EXTRACTED RECORDS ::
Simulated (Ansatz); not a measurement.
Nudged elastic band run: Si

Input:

ACTION ITEM :: Set down, exactly as written, each line of the data from its opening line through the one containing "Nudged elastic band run: Si". Output nothing more.

ANSWER SECTION ::
Simulated (Ansatz); not a measurement.
Nudged elastic band run: Si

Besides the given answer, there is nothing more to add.